* _ENTRIES PROVIDED_:
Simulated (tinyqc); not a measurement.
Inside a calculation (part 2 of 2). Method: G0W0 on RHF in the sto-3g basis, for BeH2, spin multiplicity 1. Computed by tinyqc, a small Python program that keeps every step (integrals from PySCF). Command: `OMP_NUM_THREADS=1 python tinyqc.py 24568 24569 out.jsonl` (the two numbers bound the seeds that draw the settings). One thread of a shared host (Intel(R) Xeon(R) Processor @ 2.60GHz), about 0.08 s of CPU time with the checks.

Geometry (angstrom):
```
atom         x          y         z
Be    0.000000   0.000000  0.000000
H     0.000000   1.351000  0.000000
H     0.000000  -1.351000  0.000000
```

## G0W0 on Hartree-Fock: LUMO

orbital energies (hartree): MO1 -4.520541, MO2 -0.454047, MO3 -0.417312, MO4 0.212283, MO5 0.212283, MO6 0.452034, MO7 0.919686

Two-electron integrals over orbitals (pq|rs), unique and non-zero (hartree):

* _REQUIREMENT_: Print out the full listing above, word for word.

* _TASK RESULT_:
Simulated (tinyqc); not a measurement.
Inside a calculation (part 2 of 2). Method: G0W0 on RHF in the sto-3g basis, for BeH2, spin multiplicity 1. Computed by tinyqc, a small Python program that keeps every step (integrals from PySCF). Command: `OMP_NUM_THREADS=1 python tinyqc.py 24568 24569 out.jsonl` (the two numbers bound the seeds that draw the settings). One thread of a shared host (Intel(R) Xeon(R) Processor @ 2.60GHz), about 0.08 s of CPU time with the checks.

Geometry (angstrom):
```
atom         x          y         z
Be    0.000000   0.000000  0.000000
H     0.000000   1.351000  0.000000
H     0.000000  -1.351000  0.000000
```

## G0W0 on Hartree-Fock: LUMO

orbital energies (hartree): MO1 -4.520541, MO2 -0.454047, MO3 -0.417312, MO4 0.212283, MO5 0.212283, MO6 0.452034, MO7 0.919686

Two-electron integrals over orbitals (pq|rs), unique and non-zero (hartree):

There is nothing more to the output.